=== DATA FOR REVIEW ===
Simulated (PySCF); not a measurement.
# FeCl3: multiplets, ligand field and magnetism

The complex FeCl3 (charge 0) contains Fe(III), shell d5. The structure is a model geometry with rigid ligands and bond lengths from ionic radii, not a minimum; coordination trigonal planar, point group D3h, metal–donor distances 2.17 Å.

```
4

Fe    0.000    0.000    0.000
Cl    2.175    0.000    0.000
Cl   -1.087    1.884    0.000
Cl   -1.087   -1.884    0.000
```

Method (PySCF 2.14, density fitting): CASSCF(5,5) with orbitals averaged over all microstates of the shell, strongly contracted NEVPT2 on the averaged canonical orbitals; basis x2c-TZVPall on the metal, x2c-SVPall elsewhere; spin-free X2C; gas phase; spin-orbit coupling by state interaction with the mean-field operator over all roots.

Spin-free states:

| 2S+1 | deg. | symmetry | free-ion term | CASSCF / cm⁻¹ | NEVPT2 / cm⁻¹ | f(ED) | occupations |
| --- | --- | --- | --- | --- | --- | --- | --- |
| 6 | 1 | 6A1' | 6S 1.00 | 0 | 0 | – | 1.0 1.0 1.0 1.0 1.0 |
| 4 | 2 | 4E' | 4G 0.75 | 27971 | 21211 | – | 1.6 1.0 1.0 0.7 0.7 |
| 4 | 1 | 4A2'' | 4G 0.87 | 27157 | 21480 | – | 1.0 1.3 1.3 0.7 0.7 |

=== ACTIVITY ===
Would you please copy the material above exactly, with nothing left out?

=== RESPONSE ===
Simulated (PySCF); not a measurement.
# FeCl3: multiplets, ligand field and magnetism

The complex FeCl3 (charge 0) contains Fe(III), shell d5. The structure is a model geometry with rigid ligands and bond lengths from ionic radii, not a minimum; coordination trigonal planar, point group D3h, metal–donor distances 2.17 Å.

```
4

Fe    0.000    0.000    0.000
Cl    2.175    0.000    0.000
Cl   -1.087    1.884    0.000
Cl   -1.087   -1.884    0.000
```

Method (PySCF 2.14, density fitting): CASSCF(5,5) with orbitals averaged over all microstates of the shell, strongly contracted NEVPT2 on the averaged canonical orbitals; basis x2c-TZVPall on the metal, x2c-SVPall elsewhere; spin-free X2C; gas phase; spin-orbit coupling by state interaction with the mean-field operator over all roots.

Spin-free states:

| 2S+1 | deg. | symmetry | free-ion term | CASSCF / cm⁻¹ | NEVPT2 / cm⁻¹ | f(ED) | occupations |
| --- | --- | --- | --- | --- | --- | --- | --- |
| 6 | 1 | 6A1' | 6S 1.00 | 0 | 0 | – | 1.0 1.0 1.0 1.0 1.0 |
| 4 | 2 | 4E' | 4G 0.75 | 27971 | 21211 | – | 1.6 1.0 1.0 0.7 0.7 |
| 4 | 1 | 4A2'' | 4G 0.87 | 27157 | 21480 | – | 1.0 1.3 1.3 0.7 0.7 |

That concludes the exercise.